####
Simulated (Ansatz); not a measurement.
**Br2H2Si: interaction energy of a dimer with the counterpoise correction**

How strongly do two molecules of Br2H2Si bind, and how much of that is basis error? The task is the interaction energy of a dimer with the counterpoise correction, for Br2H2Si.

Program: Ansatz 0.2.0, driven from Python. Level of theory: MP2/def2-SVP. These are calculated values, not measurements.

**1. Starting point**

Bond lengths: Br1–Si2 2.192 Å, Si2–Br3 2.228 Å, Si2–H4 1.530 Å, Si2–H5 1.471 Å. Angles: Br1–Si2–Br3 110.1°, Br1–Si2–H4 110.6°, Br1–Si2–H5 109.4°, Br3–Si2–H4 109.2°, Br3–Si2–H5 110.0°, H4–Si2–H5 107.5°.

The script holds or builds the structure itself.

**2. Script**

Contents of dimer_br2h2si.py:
####

### REQUIRED ACTION
Only the lines from the top of the data through the line that contains "How strongly do" should be quoted, exactly as they stand.

### YOUR RESPONSE
Simulated (Ansatz); not a measurement.
**Br2H2Si: interaction energy of a dimer with the counterpoise correction**

How strongly do two molecules of Br2H2Si bind, and how much of that is basis error? The task is the interaction energy of a dimer with the counterpoise correction, for Br2H2Si.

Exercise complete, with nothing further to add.